▶ _Exercise_:
Produce an exact copy of the lines below, starting at the first and ending with the line containing "correction | no |".

□ □ □ □ □ □ □

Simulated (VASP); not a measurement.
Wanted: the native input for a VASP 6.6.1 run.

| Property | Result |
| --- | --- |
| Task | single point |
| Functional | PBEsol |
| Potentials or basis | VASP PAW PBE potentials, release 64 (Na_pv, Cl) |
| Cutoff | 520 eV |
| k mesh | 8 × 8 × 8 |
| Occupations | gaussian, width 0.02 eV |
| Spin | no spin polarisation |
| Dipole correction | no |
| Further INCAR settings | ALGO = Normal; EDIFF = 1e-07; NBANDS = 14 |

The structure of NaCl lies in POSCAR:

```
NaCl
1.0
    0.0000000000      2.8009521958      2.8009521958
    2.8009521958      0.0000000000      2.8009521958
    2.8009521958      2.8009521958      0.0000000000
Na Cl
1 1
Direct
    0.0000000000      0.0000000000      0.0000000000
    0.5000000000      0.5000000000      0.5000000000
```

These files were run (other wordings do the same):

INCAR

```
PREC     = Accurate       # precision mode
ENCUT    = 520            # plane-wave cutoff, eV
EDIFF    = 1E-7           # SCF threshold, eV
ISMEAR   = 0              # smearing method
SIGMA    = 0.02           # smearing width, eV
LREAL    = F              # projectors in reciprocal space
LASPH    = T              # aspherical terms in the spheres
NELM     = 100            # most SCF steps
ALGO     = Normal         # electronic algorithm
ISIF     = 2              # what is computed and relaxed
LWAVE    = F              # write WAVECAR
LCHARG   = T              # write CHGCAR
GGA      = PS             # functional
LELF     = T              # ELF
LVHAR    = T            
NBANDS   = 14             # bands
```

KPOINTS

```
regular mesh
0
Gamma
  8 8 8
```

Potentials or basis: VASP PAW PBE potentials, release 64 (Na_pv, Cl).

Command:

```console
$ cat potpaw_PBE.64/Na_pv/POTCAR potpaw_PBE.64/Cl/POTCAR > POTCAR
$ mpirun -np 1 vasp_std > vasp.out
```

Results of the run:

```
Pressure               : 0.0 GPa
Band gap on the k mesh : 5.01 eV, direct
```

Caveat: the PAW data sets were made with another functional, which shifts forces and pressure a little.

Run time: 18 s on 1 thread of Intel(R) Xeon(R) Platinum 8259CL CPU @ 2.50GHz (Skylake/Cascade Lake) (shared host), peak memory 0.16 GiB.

□ □ □ □ □ □ □

▶ _Task result_:
Simulated (VASP); not a measurement.
Wanted: the native input for a VASP 6.6.1 run.

| Property | Result |
| --- | --- |
| Task | single point |
| Functional | PBEsol |
| Potentials or basis | VASP PAW PBE potentials, release 64 (Na_pv, Cl) |
| Cutoff | 520 eV |
| k mesh | 8 × 8 × 8 |
| Occupations | gaussian, width 0.02 eV |
| Spin | no spin polarisation |
| Dipole correction | no |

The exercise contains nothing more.